* **Brief**:
Every single entry below should be reproduced verbatim.

━━━━━━━━━━━━━━━━━━━━

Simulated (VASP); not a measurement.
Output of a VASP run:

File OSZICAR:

━━━━━━━━━━━━━━━━━━━━

* **Exercise response**:
Simulated (VASP); not a measurement.
Output of a VASP run:

File OSZICAR:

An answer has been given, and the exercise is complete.